### [Data extracts]
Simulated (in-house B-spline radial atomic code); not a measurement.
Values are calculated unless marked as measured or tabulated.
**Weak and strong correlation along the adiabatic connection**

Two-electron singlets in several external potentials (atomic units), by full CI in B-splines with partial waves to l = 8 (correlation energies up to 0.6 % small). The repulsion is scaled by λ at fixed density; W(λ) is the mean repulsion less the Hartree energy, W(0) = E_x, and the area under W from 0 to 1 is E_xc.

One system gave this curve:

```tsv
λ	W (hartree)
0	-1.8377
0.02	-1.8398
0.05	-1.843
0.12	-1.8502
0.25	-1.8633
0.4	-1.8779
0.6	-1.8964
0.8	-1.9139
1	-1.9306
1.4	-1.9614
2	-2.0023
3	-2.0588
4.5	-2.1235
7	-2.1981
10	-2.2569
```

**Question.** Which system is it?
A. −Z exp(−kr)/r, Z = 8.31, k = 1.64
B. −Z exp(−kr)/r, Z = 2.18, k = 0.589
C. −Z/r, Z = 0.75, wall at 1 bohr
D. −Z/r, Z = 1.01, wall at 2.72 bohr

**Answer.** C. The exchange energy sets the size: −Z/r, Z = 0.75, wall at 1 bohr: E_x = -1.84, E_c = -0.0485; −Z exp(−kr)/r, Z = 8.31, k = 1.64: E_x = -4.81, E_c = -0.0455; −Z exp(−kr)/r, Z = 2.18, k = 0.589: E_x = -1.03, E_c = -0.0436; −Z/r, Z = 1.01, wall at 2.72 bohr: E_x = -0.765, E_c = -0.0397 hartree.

### [Requirement]
Please print verbatim each line from the first line of the entries above to the line that contains "D. −Z/r, Z = 1.01, wall at 2.72 bohr", inclusive, and nothing more.

### [Exercise result]
Simulated (in-house B-spline radial atomic code); not a measurement.
Values are calculated unless marked as measured or tabulated.
**Weak and strong correlation along the adiabatic connection**

Two-electron singlets in several external potentials (atomic units), by full CI in B-splines with partial waves to l = 8 (correlation energies up to 0.6 % small). The repulsion is scaled by λ at fixed density; W(λ) is the mean repulsion less the Hartree energy, W(0) = E_x, and the area under W from 0 to 1 is E_xc.

One system gave this curve:

```tsv
λ	W (hartree)
0	-1.8377
0.02	-1.8398
0.05	-1.843
0.12	-1.8502
0.25	-1.8633
0.4	-1.8779
0.6	-1.8964
0.8	-1.9139
1	-1.9306
1.4	-1.9614
2	-2.0023
3	-2.0588
4.5	-2.1235
7	-2.1981
10	-2.2569
```

**Question.** Which system is it?
A. −Z exp(−kr)/r, Z = 8.31, k = 1.64
B. −Z exp(−kr)/r, Z = 2.18, k = 0.589
C. −Z/r, Z = 0.75, wall at 1 bohr
D. −Z/r, Z = 1.01, wall at 2.72 bohr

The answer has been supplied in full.